# [Exercise]
Provide an exact copy of the lines from the beginning of the records through the line that includes "Model: reference Helmholtz-energy", and of no others.

==== Provided material

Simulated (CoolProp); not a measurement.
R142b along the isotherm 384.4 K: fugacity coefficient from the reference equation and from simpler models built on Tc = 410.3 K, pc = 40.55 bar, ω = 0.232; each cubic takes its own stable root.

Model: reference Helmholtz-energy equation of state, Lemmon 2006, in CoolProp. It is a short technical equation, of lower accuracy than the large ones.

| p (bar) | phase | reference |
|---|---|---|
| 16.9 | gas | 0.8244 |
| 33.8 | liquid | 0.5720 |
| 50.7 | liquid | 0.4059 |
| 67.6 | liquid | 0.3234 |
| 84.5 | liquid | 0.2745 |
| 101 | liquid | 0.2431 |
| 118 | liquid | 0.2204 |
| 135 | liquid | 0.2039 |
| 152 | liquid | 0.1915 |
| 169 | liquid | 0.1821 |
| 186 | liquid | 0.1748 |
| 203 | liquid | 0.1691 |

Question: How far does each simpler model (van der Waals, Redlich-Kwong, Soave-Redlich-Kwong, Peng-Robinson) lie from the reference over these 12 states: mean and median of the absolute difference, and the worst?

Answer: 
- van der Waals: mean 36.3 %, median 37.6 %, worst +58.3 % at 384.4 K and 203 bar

========

# [Written reply]
Simulated (CoolProp); not a measurement.
R142b along the isotherm 384.4 K: fugacity coefficient from the reference equation and from simpler models built on Tc = 410.3 K, pc = 40.55 bar, ω = 0.232; each cubic takes its own stable root.

Model: reference Helmholtz-energy equation of state, Lemmon 2006, in CoolProp. It is a short technical equation, of lower accuracy than the large ones.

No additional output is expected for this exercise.